> Data to examine:
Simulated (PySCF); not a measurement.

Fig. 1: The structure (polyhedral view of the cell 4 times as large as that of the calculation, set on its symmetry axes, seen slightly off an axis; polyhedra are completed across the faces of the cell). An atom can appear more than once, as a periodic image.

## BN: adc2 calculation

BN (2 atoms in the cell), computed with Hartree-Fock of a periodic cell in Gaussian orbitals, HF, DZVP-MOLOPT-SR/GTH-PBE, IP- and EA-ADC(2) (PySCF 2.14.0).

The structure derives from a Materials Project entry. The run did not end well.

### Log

> Work request: Copy out precisely the lines from the line with "Fig. 1: The" to the line with "## BN: adc2 calculation" in the material above, including those two lines and omitting all the rest.

> Written answer:
Fig. 1: The structure (polyhedral view of the cell 4 times as large as that of the calculation, set on its symmetry axes, seen slightly off an axis; polyhedra are completed across the faces of the cell). An atom can appear more than once, as a periodic image.

## BN: adc2 calculation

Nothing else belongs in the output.